=== Begin Enclosure ===
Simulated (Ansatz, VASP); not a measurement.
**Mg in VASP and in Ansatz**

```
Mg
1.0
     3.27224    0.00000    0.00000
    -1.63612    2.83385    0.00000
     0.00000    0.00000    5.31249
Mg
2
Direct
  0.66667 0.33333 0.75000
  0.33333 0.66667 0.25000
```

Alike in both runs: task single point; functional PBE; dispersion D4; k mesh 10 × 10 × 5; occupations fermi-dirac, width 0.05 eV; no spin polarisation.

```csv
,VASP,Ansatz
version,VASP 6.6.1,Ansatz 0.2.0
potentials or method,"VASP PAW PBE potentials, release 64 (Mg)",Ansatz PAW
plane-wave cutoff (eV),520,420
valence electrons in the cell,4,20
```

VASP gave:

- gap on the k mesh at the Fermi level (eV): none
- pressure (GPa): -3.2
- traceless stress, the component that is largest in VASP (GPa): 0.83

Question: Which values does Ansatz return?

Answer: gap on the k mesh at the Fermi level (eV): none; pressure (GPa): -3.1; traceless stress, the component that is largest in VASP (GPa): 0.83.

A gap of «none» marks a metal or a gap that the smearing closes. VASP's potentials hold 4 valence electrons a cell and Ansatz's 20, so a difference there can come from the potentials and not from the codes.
=== End Enclosure ===

* _Work instruction_: Your task for the entries above: copy exactly the span starting with the line with "Alike in both" and going on through the line with "Answer: gap on", both lines included, and nothing else.

* _Exercise solution_:
Alike in both runs: task single point; functional PBE; dispersion D4; k mesh 10 × 10 × 5; occupations fermi-dirac, width 0.05 eV; no spin polarisation.

```csv
,VASP,Ansatz
version,VASP 6.6.1,Ansatz 0.2.0
potentials or method,"VASP PAW PBE potentials, release 64 (Mg)",Ansatz PAW
plane-wave cutoff (eV),520,420
valence electrons in the cell,4,20
```

VASP gave:

- gap on the k mesh at the Fermi level (eV): none
- pressure (GPa): -3.2
- traceless stress, the component that is largest in VASP (GPa): 0.83

Question: Which values does Ansatz return?

Answer: gap on the k mesh at the Fermi level (eV): none; pressure (GPa): -3.1; traceless stress, the component that is largest in VASP (GPa): 0.83.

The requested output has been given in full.